TASK ITEM
Your task is to output the entries below word for word.

[[ LISTED RECORDS, beginning ]]
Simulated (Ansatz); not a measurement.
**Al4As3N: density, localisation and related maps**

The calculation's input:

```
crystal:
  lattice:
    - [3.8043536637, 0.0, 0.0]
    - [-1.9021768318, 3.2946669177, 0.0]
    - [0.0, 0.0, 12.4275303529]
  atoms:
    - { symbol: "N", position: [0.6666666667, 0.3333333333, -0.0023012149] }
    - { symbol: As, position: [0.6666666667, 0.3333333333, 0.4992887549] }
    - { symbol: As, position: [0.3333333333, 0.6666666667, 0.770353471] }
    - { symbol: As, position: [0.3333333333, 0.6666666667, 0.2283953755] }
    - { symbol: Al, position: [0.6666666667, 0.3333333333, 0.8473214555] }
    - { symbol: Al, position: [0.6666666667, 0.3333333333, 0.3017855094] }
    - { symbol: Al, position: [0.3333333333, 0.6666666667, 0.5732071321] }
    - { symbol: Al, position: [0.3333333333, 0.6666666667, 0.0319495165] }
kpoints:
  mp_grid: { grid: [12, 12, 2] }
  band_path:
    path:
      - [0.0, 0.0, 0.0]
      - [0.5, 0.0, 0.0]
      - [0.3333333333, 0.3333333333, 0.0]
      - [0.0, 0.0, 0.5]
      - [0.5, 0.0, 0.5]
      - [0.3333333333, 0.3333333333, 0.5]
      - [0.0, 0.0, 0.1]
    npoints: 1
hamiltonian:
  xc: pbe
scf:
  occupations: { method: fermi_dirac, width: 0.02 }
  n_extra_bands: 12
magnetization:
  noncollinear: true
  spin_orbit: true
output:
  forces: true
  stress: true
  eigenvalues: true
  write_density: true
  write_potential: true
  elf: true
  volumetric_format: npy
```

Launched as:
[[ LISTED RECORDS, end ]]

SOLUTION
Simulated (Ansatz); not a measurement.
**Al4As3N: density, localisation and related maps**

The calculation's input:

```
crystal:
  lattice:
    - [3.8043536637, 0.0, 0.0]
    - [-1.9021768318, 3.2946669177, 0.0]
    - [0.0, 0.0, 12.4275303529]
  atoms:
    - { symbol: "N", position: [0.6666666667, 0.3333333333, -0.0023012149] }
    - { symbol: As, position: [0.6666666667, 0.3333333333, 0.4992887549] }
    - { symbol: As, position: [0.3333333333, 0.6666666667, 0.770353471] }
    - { symbol: As, position: [0.3333333333, 0.6666666667, 0.2283953755] }
    - { symbol: Al, position: [0.6666666667, 0.3333333333, 0.8473214555] }
    - { symbol: Al, position: [0.6666666667, 0.3333333333, 0.3017855094] }
    - { symbol: Al, position: [0.3333333333, 0.6666666667, 0.5732071321] }
    - { symbol: Al, position: [0.3333333333, 0.6666666667, 0.0319495165] }
kpoints:
  mp_grid: { grid: [12, 12, 2] }
  band_path:
    path:
      - [0.0, 0.0, 0.0]
      - [0.5, 0.0, 0.0]
      - [0.3333333333, 0.3333333333, 0.0]
      - [0.0, 0.0, 0.5]
      - [0.5, 0.0, 0.5]
      - [0.3333333333, 0.3333333333, 0.5]
      - [0.0, 0.0, 0.1]
    npoints: 1
hamiltonian:
  xc: pbe
scf:
  occupations: { method: fermi_dirac, width: 0.02 }
  n_extra_bands: 12
magnetization:
  noncollinear: true
  spin_orbit: true
output:
  forces: true
  stress: true
  eigenvalues: true
  write_density: true
  write_potential: true
  elf: true
  volumetric_format: npy
```

Launched as:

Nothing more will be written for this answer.